Some entries follow. Reproduce exactly the lines starting at the one with "Cutoff: 520 eV" and stopping after the one with "The run is started by".

============

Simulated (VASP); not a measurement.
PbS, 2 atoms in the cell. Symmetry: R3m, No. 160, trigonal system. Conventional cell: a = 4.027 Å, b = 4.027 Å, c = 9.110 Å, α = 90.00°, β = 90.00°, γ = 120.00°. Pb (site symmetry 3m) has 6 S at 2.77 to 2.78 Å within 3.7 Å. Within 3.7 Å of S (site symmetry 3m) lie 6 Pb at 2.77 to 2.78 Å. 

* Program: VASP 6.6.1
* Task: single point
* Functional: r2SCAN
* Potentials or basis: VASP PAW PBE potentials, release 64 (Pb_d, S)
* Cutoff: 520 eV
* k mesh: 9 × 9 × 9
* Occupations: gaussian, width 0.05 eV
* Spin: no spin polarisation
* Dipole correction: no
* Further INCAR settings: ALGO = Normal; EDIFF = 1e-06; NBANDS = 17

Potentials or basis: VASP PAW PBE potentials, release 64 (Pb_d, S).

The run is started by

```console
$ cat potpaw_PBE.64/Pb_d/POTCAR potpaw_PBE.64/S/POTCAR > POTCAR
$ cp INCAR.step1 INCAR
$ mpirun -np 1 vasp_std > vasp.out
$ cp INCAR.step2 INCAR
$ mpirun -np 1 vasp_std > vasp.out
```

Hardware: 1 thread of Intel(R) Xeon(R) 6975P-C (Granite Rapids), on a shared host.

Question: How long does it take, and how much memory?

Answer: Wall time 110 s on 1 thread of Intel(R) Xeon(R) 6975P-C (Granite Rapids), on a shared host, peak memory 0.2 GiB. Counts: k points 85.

============

**EXERCISE SOLUTION**
* Cutoff: 520 eV
* k mesh: 9 × 9 × 9
* Occupations: gaussian, width 0.05 eV
* Spin: no spin polarisation
* Dipole correction: no
* Further INCAR settings: ALGO = Normal; EDIFF = 1e-06; NBANDS = 17

Potentials or basis: VASP PAW PBE potentials, release 64 (Pb_d, S).

The run is started by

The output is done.